Every record below is to be reproduced exactly.

/---
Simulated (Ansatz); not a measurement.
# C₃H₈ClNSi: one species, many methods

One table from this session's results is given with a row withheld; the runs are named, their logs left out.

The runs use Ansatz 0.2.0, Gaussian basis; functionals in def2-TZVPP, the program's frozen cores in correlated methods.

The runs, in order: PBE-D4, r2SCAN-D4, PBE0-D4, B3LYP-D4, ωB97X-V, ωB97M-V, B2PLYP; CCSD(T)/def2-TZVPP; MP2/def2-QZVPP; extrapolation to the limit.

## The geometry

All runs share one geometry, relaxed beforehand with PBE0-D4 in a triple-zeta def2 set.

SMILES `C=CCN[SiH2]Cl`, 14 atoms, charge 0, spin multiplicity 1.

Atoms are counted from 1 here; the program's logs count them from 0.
\---

● **Exercise answer**
Simulated (Ansatz); not a measurement.
# C₃H₈ClNSi: one species, many methods

One table from this session's results is given with a row withheld; the runs are named, their logs left out.

The runs use Ansatz 0.2.0, Gaussian basis; functionals in def2-TZVPP, the program's frozen cores in correlated methods.

The runs, in order: PBE-D4, r2SCAN-D4, PBE0-D4, B3LYP-D4, ωB97X-V, ωB97M-V, B2PLYP; CCSD(T)/def2-TZVPP; MP2/def2-QZVPP; extrapolation to the limit.

## The geometry

All runs share one geometry, relaxed beforehand with PBE0-D4 in a triple-zeta def2 set.

SMILES `C=CCN[SiH2]Cl`, 14 atoms, charge 0, spin multiplicity 1.

Atoms are counted from 1 here; the program's logs count them from 0.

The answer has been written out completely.